● BRIEF:
Output a verbatim copy of the data, cut off after the line that contains "Method: Kohn-Sham DFT, PBE, GTH-PBE".

++++++++++
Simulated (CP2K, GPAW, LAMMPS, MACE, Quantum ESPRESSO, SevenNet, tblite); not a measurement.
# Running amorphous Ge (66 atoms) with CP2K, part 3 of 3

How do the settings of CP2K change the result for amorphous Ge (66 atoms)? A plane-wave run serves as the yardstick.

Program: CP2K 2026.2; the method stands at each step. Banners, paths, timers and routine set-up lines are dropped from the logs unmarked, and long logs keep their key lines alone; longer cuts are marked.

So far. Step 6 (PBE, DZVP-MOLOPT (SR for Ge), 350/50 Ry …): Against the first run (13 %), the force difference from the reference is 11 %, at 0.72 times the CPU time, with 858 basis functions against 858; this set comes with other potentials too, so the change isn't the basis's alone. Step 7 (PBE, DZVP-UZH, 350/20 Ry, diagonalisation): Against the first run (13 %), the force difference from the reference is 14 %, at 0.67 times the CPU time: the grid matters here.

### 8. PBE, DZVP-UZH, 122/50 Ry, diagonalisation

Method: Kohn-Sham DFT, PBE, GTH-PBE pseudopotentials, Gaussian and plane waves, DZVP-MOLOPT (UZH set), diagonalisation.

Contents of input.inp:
++++++++++

● PROBLEM SOLUTION:
Simulated (CP2K, GPAW, LAMMPS, MACE, Quantum ESPRESSO, SevenNet, tblite); not a measurement.
# Running amorphous Ge (66 atoms) with CP2K, part 3 of 3

How do the settings of CP2K change the result for amorphous Ge (66 atoms)? A plane-wave run serves as the yardstick.

Program: CP2K 2026.2; the method stands at each step. Banners, paths, timers and routine set-up lines are dropped from the logs unmarked, and long logs keep their key lines alone; longer cuts are marked.

So far. Step 6 (PBE, DZVP-MOLOPT (SR for Ge), 350/50 Ry …): Against the first run (13 %), the force difference from the reference is 11 %, at 0.72 times the CPU time, with 858 basis functions against 858; this set comes with other potentials too, so the change isn't the basis's alone. Step 7 (PBE, DZVP-UZH, 350/20 Ry, diagonalisation): Against the first run (13 %), the force difference from the reference is 14 %, at 0.67 times the CPU time: the grid matters here.

### 8. PBE, DZVP-UZH, 122/50 Ry, diagonalisation

Method: Kohn-Sham DFT, PBE, GTH-PBE pseudopotentials, Gaussian and plane waves, DZVP-MOLOPT (UZH set), diagonalisation.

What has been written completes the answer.